Data section:
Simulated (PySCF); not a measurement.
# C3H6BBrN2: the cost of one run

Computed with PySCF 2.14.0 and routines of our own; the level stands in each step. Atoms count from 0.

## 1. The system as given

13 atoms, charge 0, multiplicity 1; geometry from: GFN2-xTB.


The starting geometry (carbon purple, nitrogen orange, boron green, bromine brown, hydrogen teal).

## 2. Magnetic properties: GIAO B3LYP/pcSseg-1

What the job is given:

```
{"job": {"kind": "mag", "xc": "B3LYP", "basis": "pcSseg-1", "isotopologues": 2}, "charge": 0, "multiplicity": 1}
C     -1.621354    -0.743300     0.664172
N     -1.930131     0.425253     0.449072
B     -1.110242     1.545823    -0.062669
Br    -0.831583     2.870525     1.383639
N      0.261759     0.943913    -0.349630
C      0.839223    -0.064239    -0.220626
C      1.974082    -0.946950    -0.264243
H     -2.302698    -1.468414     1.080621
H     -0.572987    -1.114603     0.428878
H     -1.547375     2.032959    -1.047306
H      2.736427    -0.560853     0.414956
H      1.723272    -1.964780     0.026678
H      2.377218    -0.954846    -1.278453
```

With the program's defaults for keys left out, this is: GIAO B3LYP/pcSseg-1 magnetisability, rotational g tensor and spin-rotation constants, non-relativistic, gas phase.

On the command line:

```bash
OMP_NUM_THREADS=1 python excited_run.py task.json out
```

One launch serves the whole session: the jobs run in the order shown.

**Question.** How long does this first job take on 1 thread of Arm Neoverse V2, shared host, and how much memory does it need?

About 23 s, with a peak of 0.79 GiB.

Work item: Begin with the first line of the records and finish with the line containing "13 atoms, charge". Reproduce those lines exactly, both ends included, and nothing else.

Task solution:
Simulated (PySCF); not a measurement.
# C3H6BBrN2: the cost of one run

Computed with PySCF 2.14.0 and routines of our own; the level stands in each step. Atoms count from 0.

## 1. The system as given

13 atoms, charge 0, multiplicity 1; geometry from: GFN2-xTB.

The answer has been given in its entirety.